* [Work instruction]:
Repeat the lines from the line with "Program: PySCF 2.14.0." to the line with "The structure; ytterbium" in the listing below, keeping both end lines and adding nothing.

* [Excerpted records]:
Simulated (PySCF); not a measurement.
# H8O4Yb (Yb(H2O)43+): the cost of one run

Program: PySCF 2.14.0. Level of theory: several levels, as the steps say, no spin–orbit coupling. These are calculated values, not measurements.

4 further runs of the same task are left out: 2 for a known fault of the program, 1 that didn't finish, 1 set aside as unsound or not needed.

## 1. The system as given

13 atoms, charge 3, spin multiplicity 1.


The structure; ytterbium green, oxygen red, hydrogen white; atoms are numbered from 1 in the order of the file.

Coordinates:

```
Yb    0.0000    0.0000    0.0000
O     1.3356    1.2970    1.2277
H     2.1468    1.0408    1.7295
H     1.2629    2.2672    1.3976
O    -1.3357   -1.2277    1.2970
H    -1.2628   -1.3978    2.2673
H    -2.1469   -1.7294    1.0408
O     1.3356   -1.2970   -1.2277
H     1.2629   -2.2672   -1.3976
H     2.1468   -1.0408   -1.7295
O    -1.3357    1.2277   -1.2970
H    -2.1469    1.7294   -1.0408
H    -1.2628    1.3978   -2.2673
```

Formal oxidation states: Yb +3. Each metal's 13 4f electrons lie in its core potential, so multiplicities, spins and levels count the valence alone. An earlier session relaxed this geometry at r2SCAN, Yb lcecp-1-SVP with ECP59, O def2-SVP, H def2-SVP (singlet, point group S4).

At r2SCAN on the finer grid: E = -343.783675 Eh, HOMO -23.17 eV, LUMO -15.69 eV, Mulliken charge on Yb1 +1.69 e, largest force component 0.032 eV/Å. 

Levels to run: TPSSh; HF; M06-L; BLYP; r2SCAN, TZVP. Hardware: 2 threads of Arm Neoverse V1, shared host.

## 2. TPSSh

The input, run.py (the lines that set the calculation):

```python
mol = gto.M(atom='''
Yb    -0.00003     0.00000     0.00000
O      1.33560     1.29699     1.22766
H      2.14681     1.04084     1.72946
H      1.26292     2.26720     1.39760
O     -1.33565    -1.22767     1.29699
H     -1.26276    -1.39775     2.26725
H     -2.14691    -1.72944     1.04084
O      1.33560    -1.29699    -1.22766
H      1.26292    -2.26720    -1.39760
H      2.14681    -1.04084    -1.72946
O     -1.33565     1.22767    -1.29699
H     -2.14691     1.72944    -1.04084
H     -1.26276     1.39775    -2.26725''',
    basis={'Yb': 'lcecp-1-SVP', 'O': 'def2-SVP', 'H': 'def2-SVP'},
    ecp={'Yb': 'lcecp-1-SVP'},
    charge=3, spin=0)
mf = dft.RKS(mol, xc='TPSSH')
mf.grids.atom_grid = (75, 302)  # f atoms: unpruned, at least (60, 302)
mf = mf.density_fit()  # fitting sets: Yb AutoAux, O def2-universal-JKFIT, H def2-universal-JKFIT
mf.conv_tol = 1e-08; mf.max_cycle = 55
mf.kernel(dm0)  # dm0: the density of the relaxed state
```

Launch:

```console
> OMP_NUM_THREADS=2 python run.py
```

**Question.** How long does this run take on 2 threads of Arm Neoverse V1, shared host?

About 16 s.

* [Exercise output]:
Program: PySCF 2.14.0. Level of theory: several levels, as the steps say, no spin–orbit coupling. These are calculated values, not measurements.

4 further runs of the same task are left out: 2 for a known fault of the program, 1 that didn't finish, 1 set aside as unsound or not needed.

## 1. The system as given

13 atoms, charge 3, spin multiplicity 1.


The structure; ytterbium green, oxygen red, hydrogen white; atoms are numbered from 1 in the order of the file.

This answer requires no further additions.